□ □ □ □ □ □ □

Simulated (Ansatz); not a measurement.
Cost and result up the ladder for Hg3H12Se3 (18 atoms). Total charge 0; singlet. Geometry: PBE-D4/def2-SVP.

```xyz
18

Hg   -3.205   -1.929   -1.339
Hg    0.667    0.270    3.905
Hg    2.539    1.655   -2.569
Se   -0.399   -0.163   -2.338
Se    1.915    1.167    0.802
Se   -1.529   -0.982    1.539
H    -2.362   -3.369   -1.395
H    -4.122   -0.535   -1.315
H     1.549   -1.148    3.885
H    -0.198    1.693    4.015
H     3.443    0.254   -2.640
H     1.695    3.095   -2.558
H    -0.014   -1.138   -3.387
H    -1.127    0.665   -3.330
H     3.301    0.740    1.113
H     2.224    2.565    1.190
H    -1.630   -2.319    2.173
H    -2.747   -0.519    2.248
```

□ □ □ □ □ □ □

Exercise:
All of the data is to be transcribed exactly as written.

Response area:
Simulated (Ansatz); not a measurement.
Cost and result up the ladder for Hg3H12Se3 (18 atoms). Total charge 0; singlet. Geometry: PBE-D4/def2-SVP.

```xyz
18

Hg   -3.205   -1.929   -1.339
Hg    0.667    0.270    3.905
Hg    2.539    1.655   -2.569
Se   -0.399   -0.163   -2.338
Se    1.915    1.167    0.802
Se   -1.529   -0.982    1.539
H    -2.362   -3.369   -1.395
H    -4.122   -0.535   -1.315
H     1.549   -1.148    3.885
H    -0.198    1.693    4.015
H     3.443    0.254   -2.640
H     1.695    3.095   -2.558
H    -0.014   -1.138   -3.387
H    -1.127    0.665   -3.330
H     3.301    0.740    1.113
H     2.224    2.565    1.190
H    -1.630   -2.319    2.173
H    -2.747   -0.519    2.248
```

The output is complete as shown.